→ Data records:
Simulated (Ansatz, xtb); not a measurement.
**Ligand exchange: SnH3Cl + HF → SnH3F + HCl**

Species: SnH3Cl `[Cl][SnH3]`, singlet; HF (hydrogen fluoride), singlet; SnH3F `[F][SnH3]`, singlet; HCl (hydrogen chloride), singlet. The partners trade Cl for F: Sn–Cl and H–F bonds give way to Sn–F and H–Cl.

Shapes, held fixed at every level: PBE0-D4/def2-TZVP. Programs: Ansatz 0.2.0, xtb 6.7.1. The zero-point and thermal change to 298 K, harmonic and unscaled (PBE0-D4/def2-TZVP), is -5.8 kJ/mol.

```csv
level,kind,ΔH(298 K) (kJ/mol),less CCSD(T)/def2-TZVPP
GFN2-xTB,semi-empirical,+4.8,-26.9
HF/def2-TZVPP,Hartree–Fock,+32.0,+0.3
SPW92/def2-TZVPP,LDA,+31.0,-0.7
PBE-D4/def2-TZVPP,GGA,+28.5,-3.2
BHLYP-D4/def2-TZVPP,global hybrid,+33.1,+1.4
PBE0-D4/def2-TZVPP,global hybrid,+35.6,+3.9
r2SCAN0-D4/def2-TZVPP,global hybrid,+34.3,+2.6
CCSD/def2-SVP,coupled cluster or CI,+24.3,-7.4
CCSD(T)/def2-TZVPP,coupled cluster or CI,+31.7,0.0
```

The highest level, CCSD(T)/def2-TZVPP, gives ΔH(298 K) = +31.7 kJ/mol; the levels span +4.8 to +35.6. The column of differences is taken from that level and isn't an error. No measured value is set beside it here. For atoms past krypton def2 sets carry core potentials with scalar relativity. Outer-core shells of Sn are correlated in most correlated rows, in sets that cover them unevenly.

→ Action item: Each line from the top of the records above through the line containing "Sn–F and H–Cl." needs to be transcribed exactly, and no line after it.

→ Written response:
Simulated (Ansatz, xtb); not a measurement.
**Ligand exchange: SnH3Cl + HF → SnH3F + HCl**

Species: SnH3Cl `[Cl][SnH3]`, singlet; HF (hydrogen fluoride), singlet; SnH3F `[F][SnH3]`, singlet; HCl (hydrogen chloride), singlet. The partners trade Cl for F: Sn–Cl and H–F bonds give way to Sn–F and H–Cl.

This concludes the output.